◆ **INFORMATION PROVIDED**:
********

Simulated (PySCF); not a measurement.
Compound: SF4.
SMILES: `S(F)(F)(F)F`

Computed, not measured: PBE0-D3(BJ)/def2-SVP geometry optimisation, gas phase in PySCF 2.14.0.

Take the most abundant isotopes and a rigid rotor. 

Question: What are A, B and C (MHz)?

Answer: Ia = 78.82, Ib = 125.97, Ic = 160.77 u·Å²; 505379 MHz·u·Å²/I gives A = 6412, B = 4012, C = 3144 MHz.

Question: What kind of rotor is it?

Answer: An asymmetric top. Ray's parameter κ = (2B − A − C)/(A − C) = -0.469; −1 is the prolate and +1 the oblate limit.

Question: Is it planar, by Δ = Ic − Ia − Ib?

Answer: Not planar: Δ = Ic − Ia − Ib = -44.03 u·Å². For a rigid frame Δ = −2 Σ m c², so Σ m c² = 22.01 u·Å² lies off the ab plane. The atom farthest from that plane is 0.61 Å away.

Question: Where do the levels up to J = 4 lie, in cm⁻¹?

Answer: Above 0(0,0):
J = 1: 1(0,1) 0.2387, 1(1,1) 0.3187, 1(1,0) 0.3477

********

◆ **BRIEF**: Print all of the data exactly as it stands above.

◆ **RESULT**:
Simulated (PySCF); not a measurement.
Compound: SF4.
SMILES: `S(F)(F)(F)F`

Computed, not measured: PBE0-D3(BJ)/def2-SVP geometry optimisation, gas phase in PySCF 2.14.0.

Take the most abundant isotopes and a rigid rotor. 

Question: What are A, B and C (MHz)?

Answer: Ia = 78.82, Ib = 125.97, Ic = 160.77 u·Å²; 505379 MHz·u·Å²/I gives A = 6412, B = 4012, C = 3144 MHz.

Question: What kind of rotor is it?

Answer: An asymmetric top. Ray's parameter κ = (2B − A − C)/(A − C) = -0.469; −1 is the prolate and +1 the oblate limit.

Question: Is it planar, by Δ = Ic − Ia − Ib?

Answer: Not planar: Δ = Ic − Ia − Ib = -44.03 u·Å². For a rigid frame Δ = −2 Σ m c², so Σ m c² = 22.01 u·Å² lies off the ab plane. The atom farthest from that plane is 0.61 Å away.

Question: Where do the levels up to J = 4 lie, in cm⁻¹?

Answer: Above 0(0,0):
J = 1: 1(0,1) 0.2387, 1(1,1) 0.3187, 1(1,0) 0.3477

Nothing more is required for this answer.